★ ★ ★

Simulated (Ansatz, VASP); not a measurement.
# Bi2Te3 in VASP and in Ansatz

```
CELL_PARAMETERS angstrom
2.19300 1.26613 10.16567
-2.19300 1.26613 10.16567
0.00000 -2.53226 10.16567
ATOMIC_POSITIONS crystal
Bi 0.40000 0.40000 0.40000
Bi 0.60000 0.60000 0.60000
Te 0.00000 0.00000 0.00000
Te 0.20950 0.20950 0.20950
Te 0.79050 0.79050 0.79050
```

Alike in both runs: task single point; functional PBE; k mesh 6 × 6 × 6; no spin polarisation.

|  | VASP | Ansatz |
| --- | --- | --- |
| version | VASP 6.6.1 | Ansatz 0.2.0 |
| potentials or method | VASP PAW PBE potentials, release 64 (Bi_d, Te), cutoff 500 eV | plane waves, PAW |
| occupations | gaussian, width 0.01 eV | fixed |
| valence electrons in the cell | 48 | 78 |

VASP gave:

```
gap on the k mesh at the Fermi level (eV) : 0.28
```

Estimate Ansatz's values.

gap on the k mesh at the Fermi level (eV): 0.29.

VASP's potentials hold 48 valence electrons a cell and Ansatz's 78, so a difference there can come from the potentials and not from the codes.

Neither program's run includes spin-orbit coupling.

★ ★ ★

■ **WORK ORDER**
Output exactly the lines of the material above from the one containing "waves, PAW |" up to and including the one containing "gap on the k mesh at the Fermi level (eV): 0.29.".

■ **RESULT**
| potentials or method | VASP PAW PBE potentials, release 64 (Bi_d, Te), cutoff 500 eV | plane waves, PAW |
| occupations | gaussian, width 0.01 eV | fixed |
| valence electrons in the cell | 48 | 78 |

VASP gave:

```
gap on the k mesh at the Fermi level (eV) : 0.28
```

Estimate Ansatz's values.

gap on the k mesh at the Fermi level (eV): 0.29.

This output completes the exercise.